> SUPPLIED RECORDS:
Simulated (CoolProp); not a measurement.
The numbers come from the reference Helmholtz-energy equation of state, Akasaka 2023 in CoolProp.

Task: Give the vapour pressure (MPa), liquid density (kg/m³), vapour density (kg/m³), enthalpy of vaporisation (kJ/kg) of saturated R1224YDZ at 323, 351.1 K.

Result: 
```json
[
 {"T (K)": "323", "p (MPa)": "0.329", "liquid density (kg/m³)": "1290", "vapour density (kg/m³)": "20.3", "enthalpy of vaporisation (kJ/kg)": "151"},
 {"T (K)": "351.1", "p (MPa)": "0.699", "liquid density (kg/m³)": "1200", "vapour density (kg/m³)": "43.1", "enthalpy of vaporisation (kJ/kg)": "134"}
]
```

> TASK ITEM: Reproduce, please, every line of the records above without alteration.

> EXERCISE OUTPUT:
Simulated (CoolProp); not a measurement.
The numbers come from the reference Helmholtz-energy equation of state, Akasaka 2023 in CoolProp.

Task: Give the vapour pressure (MPa), liquid density (kg/m³), vapour density (kg/m³), enthalpy of vaporisation (kJ/kg) of saturated R1224YDZ at 323, 351.1 K.

Result: 
```json
[
 {"T (K)": "323", "p (MPa)": "0.329", "liquid density (kg/m³)": "1290", "vapour density (kg/m³)": "20.3", "enthalpy of vaporisation (kJ/kg)": "151"},
 {"T (K)": "351.1", "p (MPa)": "0.699", "liquid density (kg/m³)": "1200", "vapour density (kg/m³)": "43.1", "enthalpy of vaporisation (kJ/kg)": "134"}
]
```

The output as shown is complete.